### Given data:
%%
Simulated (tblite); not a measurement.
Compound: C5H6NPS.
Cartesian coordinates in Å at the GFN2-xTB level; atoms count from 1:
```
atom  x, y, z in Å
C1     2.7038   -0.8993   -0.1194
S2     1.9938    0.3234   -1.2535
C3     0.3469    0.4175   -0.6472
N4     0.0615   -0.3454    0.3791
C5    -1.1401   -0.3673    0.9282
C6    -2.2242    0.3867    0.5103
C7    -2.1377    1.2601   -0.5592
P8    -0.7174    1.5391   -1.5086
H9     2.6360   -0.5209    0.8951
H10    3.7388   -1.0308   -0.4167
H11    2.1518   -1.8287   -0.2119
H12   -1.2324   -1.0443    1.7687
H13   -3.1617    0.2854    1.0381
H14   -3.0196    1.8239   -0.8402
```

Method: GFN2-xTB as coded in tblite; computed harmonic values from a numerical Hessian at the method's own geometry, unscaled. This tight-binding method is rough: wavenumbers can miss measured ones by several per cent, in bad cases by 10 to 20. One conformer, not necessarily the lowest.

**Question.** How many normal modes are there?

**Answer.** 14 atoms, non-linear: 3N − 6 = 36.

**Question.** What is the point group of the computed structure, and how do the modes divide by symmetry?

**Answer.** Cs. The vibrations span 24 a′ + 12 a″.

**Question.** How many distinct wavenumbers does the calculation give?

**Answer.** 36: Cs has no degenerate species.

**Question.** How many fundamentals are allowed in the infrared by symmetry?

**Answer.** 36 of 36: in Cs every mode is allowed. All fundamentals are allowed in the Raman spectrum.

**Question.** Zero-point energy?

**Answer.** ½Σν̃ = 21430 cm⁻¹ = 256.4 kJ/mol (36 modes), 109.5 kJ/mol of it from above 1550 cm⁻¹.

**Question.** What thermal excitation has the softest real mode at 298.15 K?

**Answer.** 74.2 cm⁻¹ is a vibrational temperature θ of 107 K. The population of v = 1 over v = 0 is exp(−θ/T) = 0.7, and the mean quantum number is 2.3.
%%

### Assigned task:
Quote only the stretch of lines that starts the data above and ends with the line containing "infrared by symmetry?", both included.

### Reply:
Simulated (tblite); not a measurement.
Compound: C5H6NPS.
Cartesian coordinates in Å at the GFN2-xTB level; atoms count from 1:
```
atom  x, y, z in Å
C1     2.7038   -0.8993   -0.1194
S2     1.9938    0.3234   -1.2535
C3     0.3469    0.4175   -0.6472
N4     0.0615   -0.3454    0.3791
C5    -1.1401   -0.3673    0.9282
C6    -2.2242    0.3867    0.5103
C7    -2.1377    1.2601   -0.5592
P8    -0.7174    1.5391   -1.5086
H9     2.6360   -0.5209    0.8951
H10    3.7388   -1.0308   -0.4167
H11    2.1518   -1.8287   -0.2119
H12   -1.2324   -1.0443    1.7687
H13   -3.1617    0.2854    1.0381
H14   -3.0196    1.8239   -0.8402
```

Method: GFN2-xTB as coded in tblite; computed harmonic values from a numerical Hessian at the method's own geometry, unscaled. This tight-binding method is rough: wavenumbers can miss measured ones by several per cent, in bad cases by 10 to 20. One conformer, not necessarily the lowest.

**Question.** How many normal modes are there?

**Answer.** 14 atoms, non-linear: 3N − 6 = 36.

**Question.** What is the point group of the computed structure, and how do the modes divide by symmetry?

**Answer.** Cs. The vibrations span 24 a′ + 12 a″.

**Question.** How many distinct wavenumbers does the calculation give?

**Answer.** 36: Cs has no degenerate species.

**Question.** How many fundamentals are allowed in the infrared by symmetry?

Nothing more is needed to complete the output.